(Entries shown):
▬▬▬▬▬▬▬▬▬▬

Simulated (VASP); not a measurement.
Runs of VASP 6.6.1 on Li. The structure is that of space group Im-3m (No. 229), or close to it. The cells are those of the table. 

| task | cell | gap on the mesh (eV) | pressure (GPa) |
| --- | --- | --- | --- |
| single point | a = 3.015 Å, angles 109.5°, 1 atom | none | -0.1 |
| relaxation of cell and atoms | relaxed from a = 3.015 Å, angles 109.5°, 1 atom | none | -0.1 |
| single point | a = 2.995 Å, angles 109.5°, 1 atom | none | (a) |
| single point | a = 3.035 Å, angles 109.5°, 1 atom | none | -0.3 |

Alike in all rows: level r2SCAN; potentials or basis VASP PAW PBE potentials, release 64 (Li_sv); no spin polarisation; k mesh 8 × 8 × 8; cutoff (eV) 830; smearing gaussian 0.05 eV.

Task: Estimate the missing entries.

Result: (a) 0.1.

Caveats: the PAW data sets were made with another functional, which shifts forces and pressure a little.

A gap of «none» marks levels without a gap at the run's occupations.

▬▬▬▬▬▬▬▬▬▬

(Task item): Repeat the entries above exactly, beginning at their first line and ending with the line that contains "Caveats: the PAW", with nothing added.

(Exercise response):
Simulated (VASP); not a measurement.
Runs of VASP 6.6.1 on Li. The structure is that of space group Im-3m (No. 229), or close to it. The cells are those of the table. 

| task | cell | gap on the mesh (eV) | pressure (GPa) |
| --- | --- | --- | --- |
| single point | a = 3.015 Å, angles 109.5°, 1 atom | none | -0.1 |
| relaxation of cell and atoms | relaxed from a = 3.015 Å, angles 109.5°, 1 atom | none | -0.1 |
| single point | a = 2.995 Å, angles 109.5°, 1 atom | none | (a) |
| single point | a = 3.035 Å, angles 109.5°, 1 atom | none | -0.3 |

Alike in all rows: level r2SCAN; potentials or basis VASP PAW PBE potentials, release 64 (Li_sv); no spin polarisation; k mesh 8 × 8 × 8; cutoff (eV) 830; smearing gaussian 0.05 eV.

Task: Estimate the missing entries.

Result: (a) 0.1.

Caveats: the PAW data sets were made with another functional, which shifts forces and pressure a little.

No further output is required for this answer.